# Record set
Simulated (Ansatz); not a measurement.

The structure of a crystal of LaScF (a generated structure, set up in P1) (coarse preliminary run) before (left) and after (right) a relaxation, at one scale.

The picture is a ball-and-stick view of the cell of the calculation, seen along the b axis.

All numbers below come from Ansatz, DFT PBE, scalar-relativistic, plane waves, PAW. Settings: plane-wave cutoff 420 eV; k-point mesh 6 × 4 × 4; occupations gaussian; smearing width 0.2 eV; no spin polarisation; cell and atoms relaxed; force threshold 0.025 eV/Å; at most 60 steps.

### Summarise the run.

# Work item
Repeat the material exactly. Begin with its first line and end with the line that has "All numbers below".

# Exercise answer
Simulated (Ansatz); not a measurement.

The structure of a crystal of LaScF (a generated structure, set up in P1) (coarse preliminary run) before (left) and after (right) a relaxation, at one scale.

The picture is a ball-and-stick view of the cell of the calculation, seen along the b axis.

All numbers below come from Ansatz, DFT PBE, scalar-relativistic, plane waves, PAW. Settings: plane-wave cutoff 420 eV; k-point mesh 6 × 4 × 4; occupations gaussian; smearing width 0.2 eV; no spin polarisation; cell and atoms relaxed; force threshold 0.025 eV/Å; at most 60 steps.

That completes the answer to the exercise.